WORK ITEM
The answer is to be all of the data below, reproduced exactly.

___ SUPPLIED INFORMATION

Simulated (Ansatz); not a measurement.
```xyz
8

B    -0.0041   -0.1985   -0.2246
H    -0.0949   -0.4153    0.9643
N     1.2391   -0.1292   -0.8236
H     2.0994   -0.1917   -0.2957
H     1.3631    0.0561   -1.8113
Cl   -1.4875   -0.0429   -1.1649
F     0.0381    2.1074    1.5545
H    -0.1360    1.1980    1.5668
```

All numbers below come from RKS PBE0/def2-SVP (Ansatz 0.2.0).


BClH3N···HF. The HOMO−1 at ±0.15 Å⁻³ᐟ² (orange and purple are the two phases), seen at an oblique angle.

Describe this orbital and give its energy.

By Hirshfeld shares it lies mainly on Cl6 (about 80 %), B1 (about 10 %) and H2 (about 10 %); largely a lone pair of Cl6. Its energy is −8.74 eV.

______

EXERCISE RESULT
Simulated (Ansatz); not a measurement.
```xyz
8

B    -0.0041   -0.1985   -0.2246
H    -0.0949   -0.4153    0.9643
N     1.2391   -0.1292   -0.8236
H     2.0994   -0.1917   -0.2957
H     1.3631    0.0561   -1.8113
Cl   -1.4875   -0.0429   -1.1649
F     0.0381    2.1074    1.5545
H    -0.1360    1.1980    1.5668
```

All numbers below come from RKS PBE0/def2-SVP (Ansatz 0.2.0).


BClH3N···HF. The HOMO−1 at ±0.15 Å⁻³ᐟ² (orange and purple are the two phases), seen at an oblique angle.

Describe this orbital and give its energy.

By Hirshfeld shares it lies mainly on Cl6 (about 80 %), B1 (about 10 %) and H2 (about 10 %); largely a lone pair of Cl6. Its energy is −8.74 eV.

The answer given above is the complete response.